Data listing below:

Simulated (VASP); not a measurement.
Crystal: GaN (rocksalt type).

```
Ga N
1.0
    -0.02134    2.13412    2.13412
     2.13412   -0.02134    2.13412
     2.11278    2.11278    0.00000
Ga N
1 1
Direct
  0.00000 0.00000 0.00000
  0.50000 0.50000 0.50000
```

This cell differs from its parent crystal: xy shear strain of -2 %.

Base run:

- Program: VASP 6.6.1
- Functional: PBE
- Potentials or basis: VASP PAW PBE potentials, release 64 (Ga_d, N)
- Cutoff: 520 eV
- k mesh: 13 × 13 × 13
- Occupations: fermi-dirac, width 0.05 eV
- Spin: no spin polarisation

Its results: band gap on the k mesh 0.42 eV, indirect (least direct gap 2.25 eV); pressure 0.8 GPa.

End of Data listing.

## Action item
Keep both end lines and retype everything in the records above from the line containing "- Cutoff: 520 eV" through the line containing "- Spin: no spin polarisation", exactly, with nothing else.

## Problem solution
- Cutoff: 520 eV
- k mesh: 13 × 13 × 13
- Occupations: fermi-dirac, width 0.05 eV
- Spin: no spin polarisation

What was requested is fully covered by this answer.